→ **EXERCISE**
Please return the full listing below without altering anything.

→ **RECORDS SHOWN**
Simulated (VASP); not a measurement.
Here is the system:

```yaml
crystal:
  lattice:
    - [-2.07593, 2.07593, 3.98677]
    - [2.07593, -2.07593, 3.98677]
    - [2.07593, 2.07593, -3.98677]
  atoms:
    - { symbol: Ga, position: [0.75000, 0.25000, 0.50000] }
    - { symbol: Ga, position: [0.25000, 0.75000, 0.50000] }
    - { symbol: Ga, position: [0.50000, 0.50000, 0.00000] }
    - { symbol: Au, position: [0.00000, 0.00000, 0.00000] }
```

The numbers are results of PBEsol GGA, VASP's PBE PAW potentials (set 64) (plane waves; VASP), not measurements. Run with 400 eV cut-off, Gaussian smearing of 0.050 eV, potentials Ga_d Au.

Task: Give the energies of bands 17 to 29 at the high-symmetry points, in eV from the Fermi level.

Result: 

→ **TASK OUTPUT**
Simulated (VASP); not a measurement.
Here is the system:

```yaml
crystal:
  lattice:
    - [-2.07593, 2.07593, 3.98677]
    - [2.07593, -2.07593, 3.98677]
    - [2.07593, 2.07593, -3.98677]
  atoms:
    - { symbol: Ga, position: [0.75000, 0.25000, 0.50000] }
    - { symbol: Ga, position: [0.25000, 0.75000, 0.50000] }
    - { symbol: Ga, position: [0.50000, 0.50000, 0.00000] }
    - { symbol: Au, position: [0.00000, 0.00000, 0.00000] }
```

The numbers are results of PBEsol GGA, VASP's PBE PAW potentials (set 64) (plane waves; VASP), not measurements. Run with 400 eV cut-off, Gaussian smearing of 0.050 eV, potentials Ga_d Au.

Task: Give the energies of bands 17 to 29 at the high-symmetry points, in eV from the Fermi level.

Result: 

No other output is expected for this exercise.